→ **Source information**:
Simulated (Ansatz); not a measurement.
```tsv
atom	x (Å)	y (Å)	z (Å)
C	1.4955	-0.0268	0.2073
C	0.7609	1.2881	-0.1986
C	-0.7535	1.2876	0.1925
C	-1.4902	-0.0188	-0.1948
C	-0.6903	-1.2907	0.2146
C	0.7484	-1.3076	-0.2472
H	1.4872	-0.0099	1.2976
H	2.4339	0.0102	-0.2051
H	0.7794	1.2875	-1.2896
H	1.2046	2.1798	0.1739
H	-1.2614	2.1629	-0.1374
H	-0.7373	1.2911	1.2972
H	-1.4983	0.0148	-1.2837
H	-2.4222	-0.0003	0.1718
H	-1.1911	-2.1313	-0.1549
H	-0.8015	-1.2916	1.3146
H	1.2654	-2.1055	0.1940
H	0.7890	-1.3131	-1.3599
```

→ **Work request**: Could you copy each line above word for word?

→ **Exercise response**:
Simulated (Ansatz); not a measurement.
```tsv
atom	x (Å)	y (Å)	z (Å)
C	1.4955	-0.0268	0.2073
C	0.7609	1.2881	-0.1986
C	-0.7535	1.2876	0.1925
C	-1.4902	-0.0188	-0.1948
C	-0.6903	-1.2907	0.2146
C	0.7484	-1.3076	-0.2472
H	1.4872	-0.0099	1.2976
H	2.4339	0.0102	-0.2051
H	0.7794	1.2875	-1.2896
H	1.2046	2.1798	0.1739
H	-1.2614	2.1629	-0.1374
H	-0.7373	1.2911	1.2972
H	-1.4983	0.0148	-1.2837
H	-2.4222	-0.0003	0.1718
H	-1.1911	-2.1313	-0.1549
H	-0.8015	-1.2916	1.3146
H	1.2654	-2.1055	0.1940
H	0.7890	-1.3131	-1.3599
```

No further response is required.